→ Work item: Nothing in the entries may change when they are transcribed.

→ Records provided:
=-=-=
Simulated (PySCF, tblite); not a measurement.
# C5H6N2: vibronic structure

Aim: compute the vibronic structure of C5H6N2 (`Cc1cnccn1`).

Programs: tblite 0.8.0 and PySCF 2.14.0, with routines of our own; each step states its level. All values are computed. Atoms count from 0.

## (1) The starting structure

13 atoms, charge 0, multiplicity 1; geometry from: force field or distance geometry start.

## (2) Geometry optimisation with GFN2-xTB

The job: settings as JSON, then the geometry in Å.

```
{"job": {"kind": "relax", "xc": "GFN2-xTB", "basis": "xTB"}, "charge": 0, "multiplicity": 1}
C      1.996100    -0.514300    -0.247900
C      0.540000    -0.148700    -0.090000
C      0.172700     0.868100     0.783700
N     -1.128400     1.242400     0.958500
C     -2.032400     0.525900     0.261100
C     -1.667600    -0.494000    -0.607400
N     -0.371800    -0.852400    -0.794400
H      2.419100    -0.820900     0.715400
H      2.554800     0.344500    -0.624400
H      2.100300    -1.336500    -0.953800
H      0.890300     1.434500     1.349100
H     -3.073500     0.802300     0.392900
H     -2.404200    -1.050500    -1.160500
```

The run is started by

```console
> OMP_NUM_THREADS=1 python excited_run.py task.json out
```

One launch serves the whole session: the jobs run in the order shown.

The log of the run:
=-=-=

→ Response box:
Simulated (PySCF, tblite); not a measurement.
# C5H6N2: vibronic structure

Aim: compute the vibronic structure of C5H6N2 (`Cc1cnccn1`).

Programs: tblite 0.8.0 and PySCF 2.14.0, with routines of our own; each step states its level. All values are computed. Atoms count from 0.

## (1) The starting structure

13 atoms, charge 0, multiplicity 1; geometry from: force field or distance geometry start.

## (2) Geometry optimisation with GFN2-xTB

The job: settings as JSON, then the geometry in Å.

```
{"job": {"kind": "relax", "xc": "GFN2-xTB", "basis": "xTB"}, "charge": 0, "multiplicity": 1}
C      1.996100    -0.514300    -0.247900
C      0.540000    -0.148700    -0.090000
C      0.172700     0.868100     0.783700
N     -1.128400     1.242400     0.958500
C     -2.032400     0.525900     0.261100
C     -1.667600    -0.494000    -0.607400
N     -0.371800    -0.852400    -0.794400
H      2.419100    -0.820900     0.715400
H      2.554800     0.344500    -0.624400
H      2.100300    -1.336500    -0.953800
H      0.890300     1.434500     1.349100
H     -3.073500     0.802300     0.392900
H     -2.404200    -1.050500    -1.160500
```

The run is started by

```console
> OMP_NUM_THREADS=1 python excited_run.py task.json out
```

One launch serves the whole session: the jobs run in the order shown.

The log of the run:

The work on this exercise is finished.